=== Action item ===
Using the listing below, copy exactly the lines from the one containing "cell | 40 | 40 |" to the one containing "The programs project", both lines included, and no others.

====
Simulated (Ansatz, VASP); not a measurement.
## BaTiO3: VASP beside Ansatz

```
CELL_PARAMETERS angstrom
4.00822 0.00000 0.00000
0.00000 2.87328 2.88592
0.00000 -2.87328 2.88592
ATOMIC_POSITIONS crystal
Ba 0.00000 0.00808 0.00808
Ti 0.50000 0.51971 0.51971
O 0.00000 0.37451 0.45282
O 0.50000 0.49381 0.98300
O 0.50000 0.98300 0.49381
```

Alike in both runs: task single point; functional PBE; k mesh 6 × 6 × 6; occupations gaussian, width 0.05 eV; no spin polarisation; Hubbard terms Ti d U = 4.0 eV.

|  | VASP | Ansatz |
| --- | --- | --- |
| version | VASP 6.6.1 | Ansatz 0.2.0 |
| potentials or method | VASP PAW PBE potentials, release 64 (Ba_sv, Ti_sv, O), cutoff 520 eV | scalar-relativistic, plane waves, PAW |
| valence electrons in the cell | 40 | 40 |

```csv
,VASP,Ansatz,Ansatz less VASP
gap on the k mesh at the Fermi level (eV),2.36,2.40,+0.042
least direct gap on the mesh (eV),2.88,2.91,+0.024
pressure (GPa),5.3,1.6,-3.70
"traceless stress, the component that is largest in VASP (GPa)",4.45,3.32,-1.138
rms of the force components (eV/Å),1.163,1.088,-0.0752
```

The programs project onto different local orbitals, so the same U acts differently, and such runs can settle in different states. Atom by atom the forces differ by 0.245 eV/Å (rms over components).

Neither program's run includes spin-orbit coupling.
====

=== Written reply ===
| valence electrons in the cell | 40 | 40 |

```csv
,VASP,Ansatz,Ansatz less VASP
gap on the k mesh at the Fermi level (eV),2.36,2.40,+0.042
least direct gap on the mesh (eV),2.88,2.91,+0.024
pressure (GPa),5.3,1.6,-3.70
"traceless stress, the component that is largest in VASP (GPa)",4.45,3.32,-1.138
rms of the force components (eV/Å),1.163,1.088,-0.0752
```

The programs project onto different local orbitals, so the same U acts differently, and such runs can settle in different states. Atom by atom the forces differ by 0.245 eV/Å (rms over components).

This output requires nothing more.